» **Task item**: Below this sentence is a listing; return exactly its lines from the one with "## 1. Bonding charge" to the one with "PySCF calculation, PBE0/def2-TZVP, gas", both kept, and nothing more.

/---

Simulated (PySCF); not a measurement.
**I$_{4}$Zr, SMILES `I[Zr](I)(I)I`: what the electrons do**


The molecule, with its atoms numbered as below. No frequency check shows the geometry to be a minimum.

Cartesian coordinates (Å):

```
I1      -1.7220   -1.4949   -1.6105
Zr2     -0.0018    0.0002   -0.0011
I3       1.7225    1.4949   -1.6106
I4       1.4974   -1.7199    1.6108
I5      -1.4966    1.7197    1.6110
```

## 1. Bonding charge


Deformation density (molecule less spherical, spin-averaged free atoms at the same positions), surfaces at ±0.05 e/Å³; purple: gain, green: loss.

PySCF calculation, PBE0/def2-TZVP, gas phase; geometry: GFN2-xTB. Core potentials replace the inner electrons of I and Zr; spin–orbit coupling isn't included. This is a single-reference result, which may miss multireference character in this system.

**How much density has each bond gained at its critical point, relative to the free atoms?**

\---

» **Your response**:
## 1. Bonding charge


Deformation density (molecule less spherical, spin-averaged free atoms at the same positions), surfaces at ±0.05 e/Å³; purple: gain, green: loss.

PySCF calculation, PBE0/def2-TZVP, gas phase; geometry: GFN2-xTB. Core potentials replace the inner electrons of I and Zr; spin–orbit coupling isn't included. This is a single-reference result, which may miss multireference character in this system.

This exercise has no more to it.